### REQUIREMENT
Would you restate the entries below word for word, starting at the first line and ending with the one that has "width 0.1 eV"?

### THE DATA
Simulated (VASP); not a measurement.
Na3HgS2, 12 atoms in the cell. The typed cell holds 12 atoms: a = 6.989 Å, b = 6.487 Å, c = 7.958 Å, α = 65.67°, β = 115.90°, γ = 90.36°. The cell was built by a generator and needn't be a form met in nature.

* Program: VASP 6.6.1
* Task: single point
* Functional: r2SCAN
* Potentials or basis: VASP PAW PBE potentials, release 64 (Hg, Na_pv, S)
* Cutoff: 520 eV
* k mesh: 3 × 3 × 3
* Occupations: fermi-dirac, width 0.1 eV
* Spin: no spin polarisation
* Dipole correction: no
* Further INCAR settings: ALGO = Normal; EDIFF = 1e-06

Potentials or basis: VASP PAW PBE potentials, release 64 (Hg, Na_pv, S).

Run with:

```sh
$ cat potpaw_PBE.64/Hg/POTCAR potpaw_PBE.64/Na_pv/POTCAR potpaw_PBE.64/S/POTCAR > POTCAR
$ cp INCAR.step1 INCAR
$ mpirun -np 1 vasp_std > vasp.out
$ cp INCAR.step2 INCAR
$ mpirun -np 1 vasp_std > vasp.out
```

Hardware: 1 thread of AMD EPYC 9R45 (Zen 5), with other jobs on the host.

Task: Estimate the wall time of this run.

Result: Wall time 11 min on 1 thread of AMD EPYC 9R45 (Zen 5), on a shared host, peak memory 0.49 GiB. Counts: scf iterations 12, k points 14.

### YOUR SOLUTION
Simulated (VASP); not a measurement.
Na3HgS2, 12 atoms in the cell. The typed cell holds 12 atoms: a = 6.989 Å, b = 6.487 Å, c = 7.958 Å, α = 65.67°, β = 115.90°, γ = 90.36°. The cell was built by a generator and needn't be a form met in nature.

* Program: VASP 6.6.1
* Task: single point
* Functional: r2SCAN
* Potentials or basis: VASP PAW PBE potentials, release 64 (Hg, Na_pv, S)
* Cutoff: 520 eV
* k mesh: 3 × 3 × 3
* Occupations: fermi-dirac, width 0.1 eV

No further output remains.